────────────────
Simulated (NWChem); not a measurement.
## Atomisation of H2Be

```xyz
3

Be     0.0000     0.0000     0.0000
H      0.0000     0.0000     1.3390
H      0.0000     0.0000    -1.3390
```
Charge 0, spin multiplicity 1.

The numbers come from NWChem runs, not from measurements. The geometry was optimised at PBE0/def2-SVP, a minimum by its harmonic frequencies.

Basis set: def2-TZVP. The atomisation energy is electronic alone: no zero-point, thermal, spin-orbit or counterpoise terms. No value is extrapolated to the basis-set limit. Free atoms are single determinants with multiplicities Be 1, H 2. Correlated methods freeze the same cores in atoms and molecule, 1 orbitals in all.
────────────────

Copy out the whole listing exactly.

Simulated (NWChem); not a measurement.
## Atomisation of H2Be

```xyz
3

Be     0.0000     0.0000     0.0000
H      0.0000     0.0000     1.3390
H      0.0000     0.0000    -1.3390
```
Charge 0, spin multiplicity 1.

The numbers come from NWChem runs, not from measurements. The geometry was optimised at PBE0/def2-SVP, a minimum by its harmonic frequencies.

Basis set: def2-TZVP. The atomisation energy is electronic alone: no zero-point, thermal, spin-orbit or counterpoise terms. No value is extrapolated to the basis-set limit. Free atoms are single determinants with multiplicities Be 1, H 2. Correlated methods freeze the same cores in atoms and molecule, 1 orbitals in all.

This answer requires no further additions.